§ **ENTRIES PROVIDED**:
Segment Open
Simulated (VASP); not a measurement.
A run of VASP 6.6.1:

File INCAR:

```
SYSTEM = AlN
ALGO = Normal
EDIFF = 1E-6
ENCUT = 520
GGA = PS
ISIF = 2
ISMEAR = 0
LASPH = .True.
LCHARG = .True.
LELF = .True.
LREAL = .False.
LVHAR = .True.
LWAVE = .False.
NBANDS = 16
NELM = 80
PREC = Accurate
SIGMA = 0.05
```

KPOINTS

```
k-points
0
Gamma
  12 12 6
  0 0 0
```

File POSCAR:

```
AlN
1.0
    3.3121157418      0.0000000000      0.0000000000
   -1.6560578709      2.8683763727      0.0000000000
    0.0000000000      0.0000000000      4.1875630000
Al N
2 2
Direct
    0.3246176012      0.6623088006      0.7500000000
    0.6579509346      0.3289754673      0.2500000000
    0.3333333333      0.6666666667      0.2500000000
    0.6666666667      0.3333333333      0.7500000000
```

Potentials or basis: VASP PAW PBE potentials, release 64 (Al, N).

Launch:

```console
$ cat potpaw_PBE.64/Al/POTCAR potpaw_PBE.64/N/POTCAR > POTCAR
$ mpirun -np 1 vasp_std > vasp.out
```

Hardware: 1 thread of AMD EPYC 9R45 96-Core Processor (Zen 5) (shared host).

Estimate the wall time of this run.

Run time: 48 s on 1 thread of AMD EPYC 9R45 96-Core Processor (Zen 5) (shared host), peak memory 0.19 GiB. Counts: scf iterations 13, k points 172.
Segment Closed

Going back over the entries above, copy word for word every line from the one that has "Potentials or basis: VASP" on through the one that has "Hardware: 1 thread".

Potentials or basis: VASP PAW PBE potentials, release 64 (Al, N).

Launch:

```console
$ cat potpaw_PBE.64/Al/POTCAR potpaw_PBE.64/N/POTCAR > POTCAR
$ mpirun -np 1 vasp_std > vasp.out
```

Hardware: 1 thread of AMD EPYC 9R45 96-Core Processor (Zen 5) (shared host).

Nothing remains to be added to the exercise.